§ TASK ITEM
Your output must be a faithful copy of the listing underneath.

[[ DATA SECTION, beginning ]]

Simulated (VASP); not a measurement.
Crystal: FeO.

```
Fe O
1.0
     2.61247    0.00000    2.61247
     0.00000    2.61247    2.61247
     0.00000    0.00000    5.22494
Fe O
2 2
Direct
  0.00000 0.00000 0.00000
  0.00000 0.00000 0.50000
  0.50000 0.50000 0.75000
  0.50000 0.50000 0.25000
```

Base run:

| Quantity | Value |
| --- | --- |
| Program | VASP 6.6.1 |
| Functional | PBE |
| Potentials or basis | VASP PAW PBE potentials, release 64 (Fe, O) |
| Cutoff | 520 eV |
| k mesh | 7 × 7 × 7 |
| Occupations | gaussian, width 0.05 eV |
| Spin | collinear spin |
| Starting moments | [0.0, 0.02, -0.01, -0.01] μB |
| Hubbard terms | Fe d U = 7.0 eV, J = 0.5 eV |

[[ DATA SECTION, end ]]

§ ANSWER SPACE
Simulated (VASP); not a measurement.
Crystal: FeO.

```
Fe O
1.0
     2.61247    0.00000    2.61247
     0.00000    2.61247    2.61247
     0.00000    0.00000    5.22494
Fe O
2 2
Direct
  0.00000 0.00000 0.00000
  0.00000 0.00000 0.50000
  0.50000 0.50000 0.75000
  0.50000 0.50000 0.25000
```

Base run:

| Quantity | Value |
| --- | --- |
| Program | VASP 6.6.1 |
| Functional | PBE |
| Potentials or basis | VASP PAW PBE potentials, release 64 (Fe, O) |
| Cutoff | 520 eV |
| k mesh | 7 × 7 × 7 |
| Occupations | gaussian, width 0.05 eV |
| Spin | collinear spin |
| Starting moments | [0.0, 0.02, -0.01, -0.01] μB |
| Hubbard terms | Fe d U = 7.0 eV, J = 0.5 eV |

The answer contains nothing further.